• EXERCISE:
Return exactly and only these lines: the first of the listing through the one containing "Method: geometry: GFN2-xTB, shieldings: GIAO".

+--
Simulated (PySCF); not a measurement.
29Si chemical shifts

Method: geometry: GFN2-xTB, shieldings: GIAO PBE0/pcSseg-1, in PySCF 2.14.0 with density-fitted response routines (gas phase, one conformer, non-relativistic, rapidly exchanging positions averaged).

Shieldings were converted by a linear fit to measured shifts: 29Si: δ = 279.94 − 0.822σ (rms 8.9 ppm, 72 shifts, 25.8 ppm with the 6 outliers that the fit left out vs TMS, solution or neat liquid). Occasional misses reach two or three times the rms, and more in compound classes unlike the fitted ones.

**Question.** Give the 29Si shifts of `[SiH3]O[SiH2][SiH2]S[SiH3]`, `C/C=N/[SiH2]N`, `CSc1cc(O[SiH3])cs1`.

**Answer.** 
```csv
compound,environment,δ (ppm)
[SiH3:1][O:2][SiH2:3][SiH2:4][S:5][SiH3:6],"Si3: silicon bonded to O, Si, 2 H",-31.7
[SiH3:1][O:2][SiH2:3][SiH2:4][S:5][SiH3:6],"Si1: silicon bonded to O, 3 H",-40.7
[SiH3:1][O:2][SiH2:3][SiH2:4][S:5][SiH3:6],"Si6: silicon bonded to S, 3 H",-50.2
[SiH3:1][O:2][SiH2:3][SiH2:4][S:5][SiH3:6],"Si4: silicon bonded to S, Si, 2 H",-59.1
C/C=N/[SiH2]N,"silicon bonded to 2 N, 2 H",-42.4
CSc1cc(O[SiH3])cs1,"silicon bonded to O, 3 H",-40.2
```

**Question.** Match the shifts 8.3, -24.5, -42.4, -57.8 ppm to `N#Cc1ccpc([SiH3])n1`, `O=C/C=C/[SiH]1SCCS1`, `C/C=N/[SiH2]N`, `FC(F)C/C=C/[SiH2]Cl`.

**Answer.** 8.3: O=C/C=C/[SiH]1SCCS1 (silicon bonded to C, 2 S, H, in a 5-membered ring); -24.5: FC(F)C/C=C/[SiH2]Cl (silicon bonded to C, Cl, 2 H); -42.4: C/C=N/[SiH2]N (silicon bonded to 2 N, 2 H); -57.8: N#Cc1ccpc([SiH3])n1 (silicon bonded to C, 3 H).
+--

• WRITTEN RESPONSE:
Simulated (PySCF); not a measurement.
29Si chemical shifts

Method: geometry: GFN2-xTB, shieldings: GIAO PBE0/pcSseg-1, in PySCF 2.14.0 with density-fitted response routines (gas phase, one conformer, non-relativistic, rapidly exchanging positions averaged).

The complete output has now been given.